***

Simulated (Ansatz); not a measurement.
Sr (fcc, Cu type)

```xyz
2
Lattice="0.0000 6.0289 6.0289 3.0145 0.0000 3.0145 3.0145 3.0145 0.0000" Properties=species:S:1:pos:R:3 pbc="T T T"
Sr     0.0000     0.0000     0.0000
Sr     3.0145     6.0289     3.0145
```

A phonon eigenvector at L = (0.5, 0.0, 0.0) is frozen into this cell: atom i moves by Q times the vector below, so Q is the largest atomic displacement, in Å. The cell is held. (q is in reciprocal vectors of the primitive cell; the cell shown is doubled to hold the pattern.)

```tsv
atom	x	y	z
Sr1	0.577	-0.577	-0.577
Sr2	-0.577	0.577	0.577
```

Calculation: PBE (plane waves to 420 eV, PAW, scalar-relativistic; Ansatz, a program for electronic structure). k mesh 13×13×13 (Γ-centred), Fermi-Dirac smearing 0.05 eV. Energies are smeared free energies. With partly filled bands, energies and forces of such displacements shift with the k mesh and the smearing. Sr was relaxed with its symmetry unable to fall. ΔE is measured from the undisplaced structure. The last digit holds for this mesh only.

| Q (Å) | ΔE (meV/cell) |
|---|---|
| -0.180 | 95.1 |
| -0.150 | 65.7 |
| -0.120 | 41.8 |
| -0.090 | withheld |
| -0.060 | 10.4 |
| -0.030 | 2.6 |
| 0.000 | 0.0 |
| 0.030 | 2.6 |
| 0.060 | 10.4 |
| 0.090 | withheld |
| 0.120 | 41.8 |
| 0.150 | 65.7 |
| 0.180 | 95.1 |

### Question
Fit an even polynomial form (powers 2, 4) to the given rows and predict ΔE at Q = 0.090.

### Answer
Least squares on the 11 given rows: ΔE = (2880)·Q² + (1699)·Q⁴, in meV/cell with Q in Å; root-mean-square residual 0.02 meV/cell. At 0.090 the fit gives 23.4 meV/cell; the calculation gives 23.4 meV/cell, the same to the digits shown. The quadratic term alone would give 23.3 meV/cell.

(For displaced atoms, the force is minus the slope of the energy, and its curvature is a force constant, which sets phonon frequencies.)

***

• **REQUIREMENT**: Include the first line, the line containing "Least squares on", and every line between them, copied exactly from the material above; output no other line.

• **RESULT**:
Simulated (Ansatz); not a measurement.
Sr (fcc, Cu type)

```xyz
2
Lattice="0.0000 6.0289 6.0289 3.0145 0.0000 3.0145 3.0145 3.0145 0.0000" Properties=species:S:1:pos:R:3 pbc="T T T"
Sr     0.0000     0.0000     0.0000
Sr     3.0145     6.0289     3.0145
```

A phonon eigenvector at L = (0.5, 0.0, 0.0) is frozen into this cell: atom i moves by Q times the vector below, so Q is the largest atomic displacement, in Å. The cell is held. (q is in reciprocal vectors of the primitive cell; the cell shown is doubled to hold the pattern.)

```tsv
atom	x	y	z
Sr1	0.577	-0.577	-0.577
Sr2	-0.577	0.577	0.577
```

Calculation: PBE (plane waves to 420 eV, PAW, scalar-relativistic; Ansatz, a program for electronic structure). k mesh 13×13×13 (Γ-centred), Fermi-Dirac smearing 0.05 eV. Energies are smeared free energies. With partly filled bands, energies and forces of such displacements shift with the k mesh and the smearing. Sr was relaxed with its symmetry unable to fall. ΔE is measured from the undisplaced structure. The last digit holds for this mesh only.

| Q (Å) | ΔE (meV/cell) |
|---|---|
| -0.180 | 95.1 |
| -0.150 | 65.7 |
| -0.120 | 41.8 |
| -0.090 | withheld |
| -0.060 | 10.4 |
| -0.030 | 2.6 |
| 0.000 | 0.0 |
| 0.030 | 2.6 |
| 0.060 | 10.4 |
| 0.090 | withheld |
| 0.120 | 41.8 |
| 0.150 | 65.7 |
| 0.180 | 95.1 |

### Question
Fit an even polynomial form (powers 2, 4) to the given rows and predict ΔE at Q = 0.090.

### Answer
Least squares on the 11 given rows: ΔE = (2880)·Q² + (1699)·Q⁴, in meV/cell with Q in Å; root-mean-square residual 0.02 meV/cell. At 0.090 the fit gives 23.4 meV/cell; the calculation gives 23.4 meV/cell, the same to the digits shown. The quadratic term alone would give 23.3 meV/cell.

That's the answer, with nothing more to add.